▶ **Assignment**: From the line with "The arrow beside" to the line with "the dipole moment.**", retype every line exactly, including those two, and leave out the rest of the data below.

==== Stored data ====

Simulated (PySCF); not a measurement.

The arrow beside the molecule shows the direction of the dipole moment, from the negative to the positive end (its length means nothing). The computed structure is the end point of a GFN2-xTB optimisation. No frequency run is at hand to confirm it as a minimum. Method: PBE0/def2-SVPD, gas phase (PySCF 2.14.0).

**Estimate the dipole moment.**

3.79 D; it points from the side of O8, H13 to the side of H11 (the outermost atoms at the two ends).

====

▶ **Response**:
The arrow beside the molecule shows the direction of the dipole moment, from the negative to the positive end (its length means nothing). The computed structure is the end point of a GFN2-xTB optimisation. No frequency run is at hand to confirm it as a minimum. Method: PBE0/def2-SVPD, gas phase (PySCF 2.14.0).

**Estimate the dipole moment.**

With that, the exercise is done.